Provided records |
-- -- --

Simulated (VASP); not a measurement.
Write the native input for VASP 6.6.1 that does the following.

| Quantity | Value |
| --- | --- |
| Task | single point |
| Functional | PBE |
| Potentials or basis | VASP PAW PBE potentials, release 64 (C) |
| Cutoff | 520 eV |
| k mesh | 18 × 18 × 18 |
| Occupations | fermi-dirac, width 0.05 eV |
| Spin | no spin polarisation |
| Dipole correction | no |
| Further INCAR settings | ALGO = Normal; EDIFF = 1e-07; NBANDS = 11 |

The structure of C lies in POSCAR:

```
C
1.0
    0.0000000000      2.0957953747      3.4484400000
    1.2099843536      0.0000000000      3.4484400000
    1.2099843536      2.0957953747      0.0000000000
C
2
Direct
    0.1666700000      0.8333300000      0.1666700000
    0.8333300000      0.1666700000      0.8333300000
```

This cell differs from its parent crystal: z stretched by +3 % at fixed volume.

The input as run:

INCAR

-- -- --

Activity | Your job is to print exactly the lines that run from the top of the entries through the line with "18 × 18 × 18 |", and no others.

Solution |
Simulated (VASP); not a measurement.
Write the native input for VASP 6.6.1 that does the following.

| Quantity | Value |
| --- | --- |
| Task | single point |
| Functional | PBE |
| Potentials or basis | VASP PAW PBE potentials, release 64 (C) |
| Cutoff | 520 eV |
| k mesh | 18 × 18 × 18 |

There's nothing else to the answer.